DATA TO EXAMINE:
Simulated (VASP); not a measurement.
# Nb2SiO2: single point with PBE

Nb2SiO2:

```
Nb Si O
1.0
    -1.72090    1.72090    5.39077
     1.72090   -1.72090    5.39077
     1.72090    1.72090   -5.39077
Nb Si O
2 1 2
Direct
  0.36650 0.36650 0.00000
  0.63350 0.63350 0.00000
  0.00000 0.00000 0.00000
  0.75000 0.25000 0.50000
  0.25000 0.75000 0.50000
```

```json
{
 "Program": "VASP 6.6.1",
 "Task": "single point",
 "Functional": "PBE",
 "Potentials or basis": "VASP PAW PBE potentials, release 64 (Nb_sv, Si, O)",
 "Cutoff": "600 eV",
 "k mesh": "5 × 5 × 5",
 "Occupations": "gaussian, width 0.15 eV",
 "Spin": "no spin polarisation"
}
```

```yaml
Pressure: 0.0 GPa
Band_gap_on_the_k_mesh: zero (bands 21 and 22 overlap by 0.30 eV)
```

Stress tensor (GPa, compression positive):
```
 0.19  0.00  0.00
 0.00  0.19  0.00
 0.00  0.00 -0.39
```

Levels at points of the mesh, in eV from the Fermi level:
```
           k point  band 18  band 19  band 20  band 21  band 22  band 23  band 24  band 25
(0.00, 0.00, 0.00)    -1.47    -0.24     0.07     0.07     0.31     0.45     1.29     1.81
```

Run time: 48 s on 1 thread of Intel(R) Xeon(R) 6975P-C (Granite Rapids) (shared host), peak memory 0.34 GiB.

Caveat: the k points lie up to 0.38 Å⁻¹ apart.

WORK ITEM: Retype all the records above without changing a word.

WORKED SOLUTION:
Simulated (VASP); not a measurement.
# Nb2SiO2: single point with PBE

Nb2SiO2:

```
Nb Si O
1.0
    -1.72090    1.72090    5.39077
     1.72090   -1.72090    5.39077
     1.72090    1.72090   -5.39077
Nb Si O
2 1 2
Direct
  0.36650 0.36650 0.00000
  0.63350 0.63350 0.00000
  0.00000 0.00000 0.00000
  0.75000 0.25000 0.50000
  0.25000 0.75000 0.50000
```

```json
{
 "Program": "VASP 6.6.1",
 "Task": "single point",
 "Functional": "PBE",
 "Potentials or basis": "VASP PAW PBE potentials, release 64 (Nb_sv, Si, O)",
 "Cutoff": "600 eV",
 "k mesh": "5 × 5 × 5",
 "Occupations": "gaussian, width 0.15 eV",
 "Spin": "no spin polarisation"
}
```

```yaml
Pressure: 0.0 GPa
Band_gap_on_the_k_mesh: zero (bands 21 and 22 overlap by 0.30 eV)
```

Stress tensor (GPa, compression positive):
```
 0.19  0.00  0.00
 0.00  0.19  0.00
 0.00  0.00 -0.39
```

Levels at points of the mesh, in eV from the Fermi level:
```
           k point  band 18  band 19  band 20  band 21  band 22  band 23  band 24  band 25
(0.00, 0.00, 0.00)    -1.47    -0.24     0.07     0.07     0.31     0.45     1.29     1.81
```

Run time: 48 s on 1 thread of Intel(R) Xeon(R) 6975P-C (Granite Rapids) (shared host), peak memory 0.34 GiB.

Caveat: the k points lie up to 0.38 Å⁻¹ apart.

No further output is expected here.